DATA RECORDS.
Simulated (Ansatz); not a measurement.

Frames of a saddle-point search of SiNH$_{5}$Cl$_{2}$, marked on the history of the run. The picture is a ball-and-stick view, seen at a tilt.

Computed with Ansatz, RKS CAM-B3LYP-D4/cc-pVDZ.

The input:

EXERCISE.
For every entry in the records above, write an exact copy.

YOUR RESPONSE.
Simulated (Ansatz); not a measurement.

Frames of a saddle-point search of SiNH$_{5}$Cl$_{2}$, marked on the history of the run. The picture is a ball-and-stick view, seen at a tilt.

Computed with Ansatz, RKS CAM-B3LYP-D4/cc-pVDZ.

The input:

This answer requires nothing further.